**Work task**
Set down exactly, from the records below, the line with "Functional | PBE |" through the line with "The structure of", and nothing else.

**Exercise data**
╭──

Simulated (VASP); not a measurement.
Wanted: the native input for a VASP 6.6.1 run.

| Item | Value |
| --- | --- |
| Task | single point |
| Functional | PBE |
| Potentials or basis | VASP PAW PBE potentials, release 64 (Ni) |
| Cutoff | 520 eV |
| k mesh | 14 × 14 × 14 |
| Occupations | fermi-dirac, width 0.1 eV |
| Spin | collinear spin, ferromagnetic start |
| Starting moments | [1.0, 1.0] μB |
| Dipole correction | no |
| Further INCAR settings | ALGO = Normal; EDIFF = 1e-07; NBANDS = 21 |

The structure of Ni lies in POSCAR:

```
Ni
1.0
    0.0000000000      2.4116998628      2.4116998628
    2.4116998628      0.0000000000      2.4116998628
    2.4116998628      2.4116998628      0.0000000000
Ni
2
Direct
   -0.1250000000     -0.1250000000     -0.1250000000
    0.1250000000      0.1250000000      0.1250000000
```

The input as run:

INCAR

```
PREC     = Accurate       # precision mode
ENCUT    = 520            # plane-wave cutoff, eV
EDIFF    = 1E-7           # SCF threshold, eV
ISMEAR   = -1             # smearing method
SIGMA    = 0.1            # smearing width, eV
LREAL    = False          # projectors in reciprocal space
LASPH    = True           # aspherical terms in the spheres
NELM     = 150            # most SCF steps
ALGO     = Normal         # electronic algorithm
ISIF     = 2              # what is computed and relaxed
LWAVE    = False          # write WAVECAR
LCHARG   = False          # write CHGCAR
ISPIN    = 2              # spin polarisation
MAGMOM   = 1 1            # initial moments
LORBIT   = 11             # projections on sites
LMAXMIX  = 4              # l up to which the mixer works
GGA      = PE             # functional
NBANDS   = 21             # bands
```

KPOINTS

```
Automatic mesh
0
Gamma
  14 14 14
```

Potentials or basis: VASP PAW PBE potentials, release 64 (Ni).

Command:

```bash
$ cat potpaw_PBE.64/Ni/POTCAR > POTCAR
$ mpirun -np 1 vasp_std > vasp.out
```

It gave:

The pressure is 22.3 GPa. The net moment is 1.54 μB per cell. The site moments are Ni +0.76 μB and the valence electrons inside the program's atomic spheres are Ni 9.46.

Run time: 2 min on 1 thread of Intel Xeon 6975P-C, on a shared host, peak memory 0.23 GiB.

╰──

**Answer space**
| Functional | PBE |
| Potentials or basis | VASP PAW PBE potentials, release 64 (Ni) |
| Cutoff | 520 eV |
| k mesh | 14 × 14 × 14 |
| Occupations | fermi-dirac, width 0.1 eV |
| Spin | collinear spin, ferromagnetic start |
| Starting moments | [1.0, 1.0] μB |
| Dipole correction | no |
| Further INCAR settings | ALGO = Normal; EDIFF = 1e-07; NBANDS = 21 |

The structure of Ni lies in POSCAR:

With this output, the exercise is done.